■ ■ ■ ■
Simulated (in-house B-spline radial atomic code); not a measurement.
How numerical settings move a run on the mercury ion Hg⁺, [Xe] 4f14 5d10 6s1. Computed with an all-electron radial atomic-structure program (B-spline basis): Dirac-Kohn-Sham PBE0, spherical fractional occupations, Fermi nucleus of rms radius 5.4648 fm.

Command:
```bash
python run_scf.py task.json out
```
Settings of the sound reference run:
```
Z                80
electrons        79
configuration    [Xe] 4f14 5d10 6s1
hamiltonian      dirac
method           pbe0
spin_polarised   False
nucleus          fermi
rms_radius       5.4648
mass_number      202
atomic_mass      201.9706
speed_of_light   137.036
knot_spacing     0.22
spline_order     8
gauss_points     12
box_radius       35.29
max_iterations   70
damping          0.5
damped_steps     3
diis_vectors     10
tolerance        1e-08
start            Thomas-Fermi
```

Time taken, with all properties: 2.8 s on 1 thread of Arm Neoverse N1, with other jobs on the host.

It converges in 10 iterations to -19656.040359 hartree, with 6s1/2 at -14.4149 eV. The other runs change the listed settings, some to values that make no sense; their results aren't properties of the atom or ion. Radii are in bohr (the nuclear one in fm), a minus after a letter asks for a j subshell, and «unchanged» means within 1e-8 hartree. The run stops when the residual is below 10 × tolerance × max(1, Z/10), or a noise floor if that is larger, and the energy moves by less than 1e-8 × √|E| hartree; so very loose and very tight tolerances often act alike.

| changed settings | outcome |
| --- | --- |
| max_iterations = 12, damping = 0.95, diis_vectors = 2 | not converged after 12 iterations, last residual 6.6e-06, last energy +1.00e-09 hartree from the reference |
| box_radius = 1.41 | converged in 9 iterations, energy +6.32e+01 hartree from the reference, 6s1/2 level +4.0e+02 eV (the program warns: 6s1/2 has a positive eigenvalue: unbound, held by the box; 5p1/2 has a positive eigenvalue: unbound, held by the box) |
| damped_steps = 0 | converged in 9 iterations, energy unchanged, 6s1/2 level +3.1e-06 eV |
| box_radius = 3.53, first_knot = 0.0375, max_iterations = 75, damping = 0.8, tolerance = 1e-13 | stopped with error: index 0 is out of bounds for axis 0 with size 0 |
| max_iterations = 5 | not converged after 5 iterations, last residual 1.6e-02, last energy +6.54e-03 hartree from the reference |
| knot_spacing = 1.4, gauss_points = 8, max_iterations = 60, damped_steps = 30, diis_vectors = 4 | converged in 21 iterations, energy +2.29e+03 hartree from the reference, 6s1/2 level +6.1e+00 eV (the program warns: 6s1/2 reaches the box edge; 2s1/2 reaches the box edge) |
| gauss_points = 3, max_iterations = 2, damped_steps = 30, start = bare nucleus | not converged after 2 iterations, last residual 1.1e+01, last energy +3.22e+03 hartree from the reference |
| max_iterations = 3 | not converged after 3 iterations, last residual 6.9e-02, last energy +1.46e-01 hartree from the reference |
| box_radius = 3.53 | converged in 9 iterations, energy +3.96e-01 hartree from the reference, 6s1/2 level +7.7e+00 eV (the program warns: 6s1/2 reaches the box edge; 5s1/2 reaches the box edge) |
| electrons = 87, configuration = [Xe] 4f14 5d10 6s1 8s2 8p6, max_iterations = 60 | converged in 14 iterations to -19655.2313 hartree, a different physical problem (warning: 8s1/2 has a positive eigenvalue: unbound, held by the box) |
■ ■ ■ ■

Starting at the first line of the records above, please copy every line exactly through the line containing "Time taken, with", and stop there.

• [Written response]
Simulated (in-house B-spline radial atomic code); not a measurement.
How numerical settings move a run on the mercury ion Hg⁺, [Xe] 4f14 5d10 6s1. Computed with an all-electron radial atomic-structure program (B-spline basis): Dirac-Kohn-Sham PBE0, spherical fractional occupations, Fermi nucleus of rms radius 5.4648 fm.

Command:
```bash
python run_scf.py task.json out
```
Settings of the sound reference run:
```
Z                80
electrons        79
configuration    [Xe] 4f14 5d10 6s1
hamiltonian      dirac
method           pbe0
spin_polarised   False
nucleus          fermi
rms_radius       5.4648
mass_number      202
atomic_mass      201.9706
speed_of_light   137.036
knot_spacing     0.22
spline_order     8
gauss_points     12
box_radius       35.29
max_iterations   70
damping          0.5
damped_steps     3
diis_vectors     10
tolerance        1e-08
start            Thomas-Fermi
```

Time taken, with all properties: 2.8 s on 1 thread of Arm Neoverse N1, with other jobs on the host.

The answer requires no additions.